■ **Exercise**
When you reach the line with "Task: Which element is X?" in the listing below, transcribe it and each line after it up to and including the line with "Result: Cu.", exactly and with nothing else.

--- START ---

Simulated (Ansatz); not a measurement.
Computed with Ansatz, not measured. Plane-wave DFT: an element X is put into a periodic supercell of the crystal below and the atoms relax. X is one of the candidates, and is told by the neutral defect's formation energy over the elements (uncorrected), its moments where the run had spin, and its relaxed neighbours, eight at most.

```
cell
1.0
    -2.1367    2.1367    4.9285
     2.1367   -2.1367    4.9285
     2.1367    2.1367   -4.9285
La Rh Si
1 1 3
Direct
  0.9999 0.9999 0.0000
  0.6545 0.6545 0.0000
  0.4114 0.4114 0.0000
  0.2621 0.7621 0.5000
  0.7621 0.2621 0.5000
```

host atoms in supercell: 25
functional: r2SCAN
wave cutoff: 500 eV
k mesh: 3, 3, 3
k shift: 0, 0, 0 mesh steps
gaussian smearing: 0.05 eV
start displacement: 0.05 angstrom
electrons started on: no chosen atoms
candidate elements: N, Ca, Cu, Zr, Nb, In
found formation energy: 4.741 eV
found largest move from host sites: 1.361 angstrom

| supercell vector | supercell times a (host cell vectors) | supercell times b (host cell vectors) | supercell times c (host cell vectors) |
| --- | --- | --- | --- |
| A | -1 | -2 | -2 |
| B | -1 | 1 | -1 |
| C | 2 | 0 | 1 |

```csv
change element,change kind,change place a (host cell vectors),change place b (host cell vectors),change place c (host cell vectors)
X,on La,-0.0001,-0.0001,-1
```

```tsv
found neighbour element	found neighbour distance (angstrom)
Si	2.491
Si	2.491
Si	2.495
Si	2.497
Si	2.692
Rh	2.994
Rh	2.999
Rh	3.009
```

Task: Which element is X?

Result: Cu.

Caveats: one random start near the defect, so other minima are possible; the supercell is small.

--- END ---

■ **Solution**
Task: Which element is X?

Result: Cu.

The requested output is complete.